── Study material

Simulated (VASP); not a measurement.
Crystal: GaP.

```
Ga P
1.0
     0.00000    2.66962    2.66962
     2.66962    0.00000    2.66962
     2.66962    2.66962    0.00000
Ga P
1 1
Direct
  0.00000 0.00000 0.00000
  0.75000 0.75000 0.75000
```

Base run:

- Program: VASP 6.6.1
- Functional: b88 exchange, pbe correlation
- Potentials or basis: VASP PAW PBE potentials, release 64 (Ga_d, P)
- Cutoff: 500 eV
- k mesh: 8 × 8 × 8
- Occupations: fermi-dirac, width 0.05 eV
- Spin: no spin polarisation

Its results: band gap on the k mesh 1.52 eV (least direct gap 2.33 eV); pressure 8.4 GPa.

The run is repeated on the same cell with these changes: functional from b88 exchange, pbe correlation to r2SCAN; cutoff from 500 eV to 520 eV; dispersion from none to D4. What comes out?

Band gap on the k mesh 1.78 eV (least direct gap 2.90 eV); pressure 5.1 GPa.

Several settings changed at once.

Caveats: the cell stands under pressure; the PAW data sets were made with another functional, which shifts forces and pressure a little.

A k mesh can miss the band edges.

────

#### Activity:
If a line falls between the first line of the data above and the line holding "- Cutoff: 500 eV", inclusive, retype it exactly; retype no other line.

#### Answer box:
Simulated (VASP); not a measurement.
Crystal: GaP.

```
Ga P
1.0
     0.00000    2.66962    2.66962
     2.66962    0.00000    2.66962
     2.66962    2.66962    0.00000
Ga P
1 1
Direct
  0.00000 0.00000 0.00000
  0.75000 0.75000 0.75000
```

Base run:

- Program: VASP 6.6.1
- Functional: b88 exchange, pbe correlation
- Potentials or basis: VASP PAW PBE potentials, release 64 (Ga_d, P)
- Cutoff: 500 eV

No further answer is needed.